[Opening Exercise data section]
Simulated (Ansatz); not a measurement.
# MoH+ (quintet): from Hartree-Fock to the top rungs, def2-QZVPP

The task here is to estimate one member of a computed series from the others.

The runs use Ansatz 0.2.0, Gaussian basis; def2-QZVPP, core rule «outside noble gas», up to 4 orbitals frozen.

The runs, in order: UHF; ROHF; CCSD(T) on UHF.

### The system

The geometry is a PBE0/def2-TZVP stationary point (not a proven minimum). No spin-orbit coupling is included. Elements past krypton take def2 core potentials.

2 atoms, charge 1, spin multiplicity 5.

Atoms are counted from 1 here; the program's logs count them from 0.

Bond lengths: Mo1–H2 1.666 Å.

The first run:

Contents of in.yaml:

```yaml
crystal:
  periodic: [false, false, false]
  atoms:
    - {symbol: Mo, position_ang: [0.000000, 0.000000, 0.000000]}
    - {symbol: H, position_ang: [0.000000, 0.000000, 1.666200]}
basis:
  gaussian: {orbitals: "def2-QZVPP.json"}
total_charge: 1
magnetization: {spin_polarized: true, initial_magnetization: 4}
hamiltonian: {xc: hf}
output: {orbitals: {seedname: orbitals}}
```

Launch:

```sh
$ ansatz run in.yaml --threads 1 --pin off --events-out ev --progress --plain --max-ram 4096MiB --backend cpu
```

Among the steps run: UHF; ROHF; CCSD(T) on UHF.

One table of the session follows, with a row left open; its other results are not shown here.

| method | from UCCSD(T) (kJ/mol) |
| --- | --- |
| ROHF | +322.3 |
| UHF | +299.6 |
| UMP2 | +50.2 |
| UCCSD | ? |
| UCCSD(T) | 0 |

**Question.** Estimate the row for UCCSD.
[Closing Exercise data section]

● **Work request**
Beginning at the top of the entries above, output each line exactly, and end with the line in which "The runs, in" appears.

● **Task solution**
Simulated (Ansatz); not a measurement.
# MoH+ (quintet): from Hartree-Fock to the top rungs, def2-QZVPP

The task here is to estimate one member of a computed series from the others.

The runs use Ansatz 0.2.0, Gaussian basis; def2-QZVPP, core rule «outside noble gas», up to 4 orbitals frozen.

The runs, in order: UHF; ROHF; CCSD(T) on UHF.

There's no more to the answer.